▶ **Entries provided**

++++++++++

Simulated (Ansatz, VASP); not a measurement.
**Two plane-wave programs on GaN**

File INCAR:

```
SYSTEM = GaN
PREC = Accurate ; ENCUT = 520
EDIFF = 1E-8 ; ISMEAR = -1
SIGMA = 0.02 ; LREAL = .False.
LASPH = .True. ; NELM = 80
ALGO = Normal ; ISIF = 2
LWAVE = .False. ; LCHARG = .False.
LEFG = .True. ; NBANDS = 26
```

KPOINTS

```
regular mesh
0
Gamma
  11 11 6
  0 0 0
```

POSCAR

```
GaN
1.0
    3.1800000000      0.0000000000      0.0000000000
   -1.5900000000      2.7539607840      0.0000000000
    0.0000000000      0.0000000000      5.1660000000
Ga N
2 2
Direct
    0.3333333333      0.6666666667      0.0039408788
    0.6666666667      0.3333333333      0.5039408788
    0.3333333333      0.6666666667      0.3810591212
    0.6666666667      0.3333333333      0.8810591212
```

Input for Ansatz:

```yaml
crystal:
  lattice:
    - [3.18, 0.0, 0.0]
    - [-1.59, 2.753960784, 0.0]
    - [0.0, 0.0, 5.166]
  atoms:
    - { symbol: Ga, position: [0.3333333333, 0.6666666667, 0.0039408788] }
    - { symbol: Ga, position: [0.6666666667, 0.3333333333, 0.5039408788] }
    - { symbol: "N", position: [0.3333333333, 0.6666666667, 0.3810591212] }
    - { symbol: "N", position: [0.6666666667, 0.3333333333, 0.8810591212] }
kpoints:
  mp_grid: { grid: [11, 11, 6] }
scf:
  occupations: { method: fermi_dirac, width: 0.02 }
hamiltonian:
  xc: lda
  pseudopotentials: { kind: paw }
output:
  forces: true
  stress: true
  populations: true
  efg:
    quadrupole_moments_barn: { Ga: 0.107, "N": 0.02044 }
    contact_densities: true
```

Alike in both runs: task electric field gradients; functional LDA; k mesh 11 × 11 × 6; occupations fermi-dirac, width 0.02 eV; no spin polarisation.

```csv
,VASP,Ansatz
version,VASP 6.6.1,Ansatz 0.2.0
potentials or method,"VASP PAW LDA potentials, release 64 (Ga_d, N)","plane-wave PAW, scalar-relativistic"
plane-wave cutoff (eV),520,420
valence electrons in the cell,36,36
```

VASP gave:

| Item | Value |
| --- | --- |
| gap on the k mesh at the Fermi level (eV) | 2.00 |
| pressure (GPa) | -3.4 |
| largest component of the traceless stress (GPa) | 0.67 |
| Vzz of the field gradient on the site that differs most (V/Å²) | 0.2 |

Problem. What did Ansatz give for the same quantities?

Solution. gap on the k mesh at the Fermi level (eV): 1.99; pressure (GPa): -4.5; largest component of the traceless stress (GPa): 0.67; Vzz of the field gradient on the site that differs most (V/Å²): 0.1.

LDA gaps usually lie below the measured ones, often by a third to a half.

++++++++++

Stop at the line containing "Problem. What did". Please print exactly every line before it from the start of the records, plus that line itself, and nothing else.

Simulated (Ansatz, VASP); not a measurement.
**Two plane-wave programs on GaN**

File INCAR:

```
SYSTEM = GaN
PREC = Accurate ; ENCUT = 520
EDIFF = 1E-8 ; ISMEAR = -1
SIGMA = 0.02 ; LREAL = .False.
LASPH = .True. ; NELM = 80
ALGO = Normal ; ISIF = 2
LWAVE = .False. ; LCHARG = .False.
LEFG = .True. ; NBANDS = 26
```

KPOINTS

```
regular mesh
0
Gamma
  11 11 6
  0 0 0
```

POSCAR

```
GaN
1.0
    3.1800000000      0.0000000000      0.0000000000
   -1.5900000000      2.7539607840      0.0000000000
    0.0000000000      0.0000000000      5.1660000000
Ga N
2 2
Direct
    0.3333333333      0.6666666667      0.0039408788
    0.6666666667      0.3333333333      0.5039408788
    0.3333333333      0.6666666667      0.3810591212
    0.6666666667      0.3333333333      0.8810591212
```

Input for Ansatz:

```yaml
crystal:
  lattice:
    - [3.18, 0.0, 0.0]
    - [-1.59, 2.753960784, 0.0]
    - [0.0, 0.0, 5.166]
  atoms:
    - { symbol: Ga, position: [0.3333333333, 0.6666666667, 0.0039408788] }
    - { symbol: Ga, position: [0.6666666667, 0.3333333333, 0.5039408788] }
    - { symbol: "N", position: [0.3333333333, 0.6666666667, 0.3810591212] }
    - { symbol: "N", position: [0.6666666667, 0.3333333333, 0.8810591212] }
kpoints:
  mp_grid: { grid: [11, 11, 6] }
scf:
  occupations: { method: fermi_dirac, width: 0.02 }
hamiltonian:
  xc: lda
  pseudopotentials: { kind: paw }
output:
  forces: true
  stress: true
  populations: true
  efg:
    quadrupole_moments_barn: { Ga: 0.107, "N": 0.02044 }
    contact_densities: true
```

Alike in both runs: task electric field gradients; functional LDA; k mesh 11 × 11 × 6; occupations fermi-dirac, width 0.02 eV; no spin polarisation.

```csv
,VASP,Ansatz
version,VASP 6.6.1,Ansatz 0.2.0
potentials or method,"VASP PAW LDA potentials, release 64 (Ga_d, N)","plane-wave PAW, scalar-relativistic"
plane-wave cutoff (eV),520,420
valence electrons in the cell,36,36
```

VASP gave:

| Item | Value |
| --- | --- |
| gap on the k mesh at the Fermi level (eV) | 2.00 |
| pressure (GPa) | -3.4 |
| largest component of the traceless stress (GPa) | 0.67 |
| Vzz of the field gradient on the site that differs most (V/Å²) | 0.2 |

Problem. What did Ansatz give for the same quantities?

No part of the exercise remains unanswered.